WORK ORDER: Reproduce the following entries verbatim, each one complete.

INFORMATION SHOWN:
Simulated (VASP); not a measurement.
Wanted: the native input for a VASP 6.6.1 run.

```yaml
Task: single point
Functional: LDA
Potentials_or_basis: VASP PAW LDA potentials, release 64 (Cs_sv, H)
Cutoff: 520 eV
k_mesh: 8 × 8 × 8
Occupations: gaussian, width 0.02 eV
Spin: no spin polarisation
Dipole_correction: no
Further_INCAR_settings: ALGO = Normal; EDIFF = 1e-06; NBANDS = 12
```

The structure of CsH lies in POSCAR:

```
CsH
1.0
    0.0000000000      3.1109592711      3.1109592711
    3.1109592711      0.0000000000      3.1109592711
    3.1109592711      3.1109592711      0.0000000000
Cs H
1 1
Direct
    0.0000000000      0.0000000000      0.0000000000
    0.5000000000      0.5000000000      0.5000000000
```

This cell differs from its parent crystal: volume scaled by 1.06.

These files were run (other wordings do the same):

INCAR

RESPONSE BOX:
Simulated (VASP); not a measurement.
Wanted: the native input for a VASP 6.6.1 run.

```yaml
Task: single point
Functional: LDA
Potentials_or_basis: VASP PAW LDA potentials, release 64 (Cs_sv, H)
Cutoff: 520 eV
k_mesh: 8 × 8 × 8
Occupations: gaussian, width 0.02 eV
Spin: no spin polarisation
Dipole_correction: no
Further_INCAR_settings: ALGO = Normal; EDIFF = 1e-06; NBANDS = 12
```

The structure of CsH lies in POSCAR:

```
CsH
1.0
    0.0000000000      3.1109592711      3.1109592711
    3.1109592711      0.0000000000      3.1109592711
    3.1109592711      3.1109592711      0.0000000000
Cs H
1 1
Direct
    0.0000000000      0.0000000000      0.0000000000
    0.5000000000      0.5000000000      0.5000000000
```

This cell differs from its parent crystal: volume scaled by 1.06.

These files were run (other wordings do the same):

INCAR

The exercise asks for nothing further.